::::

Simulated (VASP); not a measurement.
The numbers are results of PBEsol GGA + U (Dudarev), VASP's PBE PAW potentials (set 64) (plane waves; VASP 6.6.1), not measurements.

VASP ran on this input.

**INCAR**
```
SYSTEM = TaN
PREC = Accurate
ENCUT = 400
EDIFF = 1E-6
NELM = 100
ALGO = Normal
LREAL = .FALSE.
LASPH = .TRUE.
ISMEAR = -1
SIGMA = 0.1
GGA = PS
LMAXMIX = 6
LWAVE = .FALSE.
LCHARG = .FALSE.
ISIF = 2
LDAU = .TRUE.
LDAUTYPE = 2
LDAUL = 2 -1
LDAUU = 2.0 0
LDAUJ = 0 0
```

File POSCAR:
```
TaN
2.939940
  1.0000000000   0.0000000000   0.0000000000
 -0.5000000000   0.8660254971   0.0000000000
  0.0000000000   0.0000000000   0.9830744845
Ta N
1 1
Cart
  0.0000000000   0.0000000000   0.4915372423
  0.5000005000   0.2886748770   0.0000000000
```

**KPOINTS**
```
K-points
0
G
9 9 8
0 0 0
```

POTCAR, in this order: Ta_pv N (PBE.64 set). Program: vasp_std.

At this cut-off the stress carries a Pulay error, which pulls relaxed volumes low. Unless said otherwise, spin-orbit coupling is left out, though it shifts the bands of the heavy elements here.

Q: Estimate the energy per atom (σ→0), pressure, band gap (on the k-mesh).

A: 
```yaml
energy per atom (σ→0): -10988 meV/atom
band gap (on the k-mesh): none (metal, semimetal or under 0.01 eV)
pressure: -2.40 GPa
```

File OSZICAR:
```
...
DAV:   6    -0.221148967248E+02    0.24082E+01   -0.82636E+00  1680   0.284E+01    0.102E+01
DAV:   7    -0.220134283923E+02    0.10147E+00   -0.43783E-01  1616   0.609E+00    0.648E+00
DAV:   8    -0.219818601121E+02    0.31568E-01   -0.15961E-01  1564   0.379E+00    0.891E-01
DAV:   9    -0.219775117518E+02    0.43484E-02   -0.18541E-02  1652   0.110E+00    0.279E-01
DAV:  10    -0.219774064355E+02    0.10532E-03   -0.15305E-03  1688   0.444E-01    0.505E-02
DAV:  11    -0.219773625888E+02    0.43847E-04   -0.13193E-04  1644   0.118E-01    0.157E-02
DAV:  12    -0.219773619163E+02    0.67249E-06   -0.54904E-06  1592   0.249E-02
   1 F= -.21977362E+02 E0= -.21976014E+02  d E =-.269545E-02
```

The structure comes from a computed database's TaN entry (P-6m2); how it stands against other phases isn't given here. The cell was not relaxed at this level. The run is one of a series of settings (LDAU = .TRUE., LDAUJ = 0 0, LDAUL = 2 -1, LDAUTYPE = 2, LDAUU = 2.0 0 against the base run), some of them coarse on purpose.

::::

### ACTION ITEM
Return only the stretch of the material above from the line holding "The numbers are" through the line holding "POTCAR, in this", copied exactly.

### TASK RESULT
The numbers are results of PBEsol GGA + U (Dudarev), VASP's PBE PAW potentials (set 64) (plane waves; VASP 6.6.1), not measurements.

VASP ran on this input.

**INCAR**
```
SYSTEM = TaN
PREC = Accurate
ENCUT = 400
EDIFF = 1E-6
NELM = 100
ALGO = Normal
LREAL = .FALSE.
LASPH = .TRUE.
ISMEAR = -1
SIGMA = 0.1
GGA = PS
LMAXMIX = 6
LWAVE = .FALSE.
LCHARG = .FALSE.
ISIF = 2
LDAU = .TRUE.
LDAUTYPE = 2
LDAUL = 2 -1
LDAUU = 2.0 0
LDAUJ = 0 0
```

File POSCAR:
```
TaN
2.939940
  1.0000000000   0.0000000000   0.0000000000
 -0.5000000000   0.8660254971   0.0000000000
  0.0000000000   0.0000000000   0.9830744845
Ta N
1 1
Cart
  0.0000000000   0.0000000000   0.4915372423
  0.5000005000   0.2886748770   0.0000000000
```

**KPOINTS**
```
K-points
0
G
9 9 8
0 0 0
```

POTCAR, in this order: Ta_pv N (PBE.64 set). Program: vasp_std.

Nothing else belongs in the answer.